Could you transcribe the material below exactly, without leaving out a single line?

GIVEN DATA:
== Segment start ==

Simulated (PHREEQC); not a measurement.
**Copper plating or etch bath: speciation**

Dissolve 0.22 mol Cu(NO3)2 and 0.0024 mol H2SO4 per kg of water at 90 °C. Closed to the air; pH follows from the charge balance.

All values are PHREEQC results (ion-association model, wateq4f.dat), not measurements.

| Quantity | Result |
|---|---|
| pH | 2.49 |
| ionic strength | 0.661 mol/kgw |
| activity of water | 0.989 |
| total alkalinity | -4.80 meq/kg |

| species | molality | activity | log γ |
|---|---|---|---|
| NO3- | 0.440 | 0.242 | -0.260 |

== Segment end ==

TASK RESULT:
Simulated (PHREEQC); not a measurement.
**Copper plating or etch bath: speciation**

Dissolve 0.22 mol Cu(NO3)2 and 0.0024 mol H2SO4 per kg of water at 90 °C. Closed to the air; pH follows from the charge balance.

All values are PHREEQC results (ion-association model, wateq4f.dat), not measurements.

| Quantity | Result |
|---|---|
| pH | 2.49 |
| ionic strength | 0.661 mol/kgw |
| activity of water | 0.989 |
| total alkalinity | -4.80 meq/kg |

| species | molality | activity | log γ |
|---|---|---|---|
| NO3- | 0.440 | 0.242 | -0.260 |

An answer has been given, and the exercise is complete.